——

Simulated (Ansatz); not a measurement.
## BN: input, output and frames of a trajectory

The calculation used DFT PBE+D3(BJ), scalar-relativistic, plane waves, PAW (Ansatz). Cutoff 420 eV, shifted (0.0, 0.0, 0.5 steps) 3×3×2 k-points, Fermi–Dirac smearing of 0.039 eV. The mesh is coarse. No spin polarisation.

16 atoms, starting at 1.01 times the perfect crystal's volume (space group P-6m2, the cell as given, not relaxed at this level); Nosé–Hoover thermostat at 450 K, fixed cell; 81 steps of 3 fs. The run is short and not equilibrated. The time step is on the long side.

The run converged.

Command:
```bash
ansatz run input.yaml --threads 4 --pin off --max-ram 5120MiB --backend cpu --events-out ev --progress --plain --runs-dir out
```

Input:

——

Work request
Beginning with the first line of the records above, reproduce each line exactly, ending at the line that contains "## BN: input, output", and leave out everything else.

Written response
Simulated (Ansatz); not a measurement.
## BN: input, output and frames of a trajectory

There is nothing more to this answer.